═══

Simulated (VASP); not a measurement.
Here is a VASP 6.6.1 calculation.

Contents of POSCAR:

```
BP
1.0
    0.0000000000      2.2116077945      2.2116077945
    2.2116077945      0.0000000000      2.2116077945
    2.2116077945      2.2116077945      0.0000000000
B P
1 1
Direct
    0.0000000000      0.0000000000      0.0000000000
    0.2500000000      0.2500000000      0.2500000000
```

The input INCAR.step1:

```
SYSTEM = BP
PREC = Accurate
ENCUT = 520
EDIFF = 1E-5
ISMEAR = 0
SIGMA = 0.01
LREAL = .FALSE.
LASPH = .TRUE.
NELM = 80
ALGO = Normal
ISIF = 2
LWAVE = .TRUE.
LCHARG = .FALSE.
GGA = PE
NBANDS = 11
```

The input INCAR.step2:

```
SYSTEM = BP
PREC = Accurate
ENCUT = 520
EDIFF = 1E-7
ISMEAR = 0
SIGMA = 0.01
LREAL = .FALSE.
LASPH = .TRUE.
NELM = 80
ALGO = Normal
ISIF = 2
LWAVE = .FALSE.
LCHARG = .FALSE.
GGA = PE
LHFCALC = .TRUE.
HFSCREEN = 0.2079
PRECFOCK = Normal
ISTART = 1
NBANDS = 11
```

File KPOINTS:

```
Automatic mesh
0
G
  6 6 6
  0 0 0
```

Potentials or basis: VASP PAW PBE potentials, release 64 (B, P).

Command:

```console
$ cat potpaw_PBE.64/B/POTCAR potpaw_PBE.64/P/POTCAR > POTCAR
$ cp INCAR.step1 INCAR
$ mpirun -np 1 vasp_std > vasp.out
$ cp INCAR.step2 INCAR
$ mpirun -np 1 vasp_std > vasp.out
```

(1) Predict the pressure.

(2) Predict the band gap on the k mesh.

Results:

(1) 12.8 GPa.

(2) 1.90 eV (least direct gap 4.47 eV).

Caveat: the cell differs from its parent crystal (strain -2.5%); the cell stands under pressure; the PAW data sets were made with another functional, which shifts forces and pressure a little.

═══

**REQUIRED ACTION:** Only the lines from the first line of the records through the line with "(2) 1.90 eV (least direct gap 4.47 eV)." should be reproduced, exactly and with nothing added.

**ANSWER SPACE:**
Simulated (VASP); not a measurement.
Here is a VASP 6.6.1 calculation.

Contents of POSCAR:

```
BP
1.0
    0.0000000000      2.2116077945      2.2116077945
    2.2116077945      0.0000000000      2.2116077945
    2.2116077945      2.2116077945      0.0000000000
B P
1 1
Direct
    0.0000000000      0.0000000000      0.0000000000
    0.2500000000      0.2500000000      0.2500000000
```

The input INCAR.step1:

```
SYSTEM = BP
PREC = Accurate
ENCUT = 520
EDIFF = 1E-5
ISMEAR = 0
SIGMA = 0.01
LREAL = .FALSE.
LASPH = .TRUE.
NELM = 80
ALGO = Normal
ISIF = 2
LWAVE = .TRUE.
LCHARG = .FALSE.
GGA = PE
NBANDS = 11
```

The input INCAR.step2:

```
SYSTEM = BP
PREC = Accurate
ENCUT = 520
EDIFF = 1E-7
ISMEAR = 0
SIGMA = 0.01
LREAL = .FALSE.
LASPH = .TRUE.
NELM = 80
ALGO = Normal
ISIF = 2
LWAVE = .FALSE.
LCHARG = .FALSE.
GGA = PE
LHFCALC = .TRUE.
HFSCREEN = 0.2079
PRECFOCK = Normal
ISTART = 1
NBANDS = 11
```

File KPOINTS:

```
Automatic mesh
0
G
  6 6 6
  0 0 0
```

Potentials or basis: VASP PAW PBE potentials, release 64 (B, P).

Command:

```console
$ cat potpaw_PBE.64/B/POTCAR potpaw_PBE.64/P/POTCAR > POTCAR
$ cp INCAR.step1 INCAR
$ mpirun -np 1 vasp_std > vasp.out
$ cp INCAR.step2 INCAR
$ mpirun -np 1 vasp_std > vasp.out
```

(1) Predict the pressure.

(2) Predict the band gap on the k mesh.

Results:

(1) 12.8 GPa.

(2) 1.90 eV (least direct gap 4.47 eV).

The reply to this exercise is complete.